* **Assignment**: In the records below, find the line that contains "18 × 18 × 6 |" and the line that contains "Problem. How do". Set down exactly those lines and every line between them, and nothing more.

* **Data extract**:
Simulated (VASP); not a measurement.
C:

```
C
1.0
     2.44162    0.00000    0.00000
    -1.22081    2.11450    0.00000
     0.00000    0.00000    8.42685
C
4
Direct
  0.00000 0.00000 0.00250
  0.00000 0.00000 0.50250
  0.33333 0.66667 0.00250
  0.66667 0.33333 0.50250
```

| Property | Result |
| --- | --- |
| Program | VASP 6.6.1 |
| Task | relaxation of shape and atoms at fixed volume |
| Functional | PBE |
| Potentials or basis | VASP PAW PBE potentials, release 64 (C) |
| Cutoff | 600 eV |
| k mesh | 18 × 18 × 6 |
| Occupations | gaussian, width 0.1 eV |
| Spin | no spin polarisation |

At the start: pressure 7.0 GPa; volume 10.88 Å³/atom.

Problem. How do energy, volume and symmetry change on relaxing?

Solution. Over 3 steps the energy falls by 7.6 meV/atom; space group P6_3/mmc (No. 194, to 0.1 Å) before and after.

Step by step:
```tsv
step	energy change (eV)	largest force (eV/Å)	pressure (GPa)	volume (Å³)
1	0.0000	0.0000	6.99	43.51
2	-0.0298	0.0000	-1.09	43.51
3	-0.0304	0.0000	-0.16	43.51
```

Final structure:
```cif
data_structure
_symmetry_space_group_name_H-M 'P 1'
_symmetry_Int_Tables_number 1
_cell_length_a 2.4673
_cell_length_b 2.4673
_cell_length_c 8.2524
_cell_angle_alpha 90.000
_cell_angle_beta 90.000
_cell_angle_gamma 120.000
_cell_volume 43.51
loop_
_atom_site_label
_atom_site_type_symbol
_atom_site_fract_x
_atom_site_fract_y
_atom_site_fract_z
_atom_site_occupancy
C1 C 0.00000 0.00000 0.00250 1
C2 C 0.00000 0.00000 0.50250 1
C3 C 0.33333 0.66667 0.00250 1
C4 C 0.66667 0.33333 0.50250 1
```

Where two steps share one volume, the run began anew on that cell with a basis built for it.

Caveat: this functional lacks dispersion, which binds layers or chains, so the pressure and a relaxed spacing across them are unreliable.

* **Exercise solution**:
| k mesh | 18 × 18 × 6 |
| Occupations | gaussian, width 0.1 eV |
| Spin | no spin polarisation |

At the start: pressure 7.0 GPa; volume 10.88 Å³/atom.

Problem. How do energy, volume and symmetry change on relaxing?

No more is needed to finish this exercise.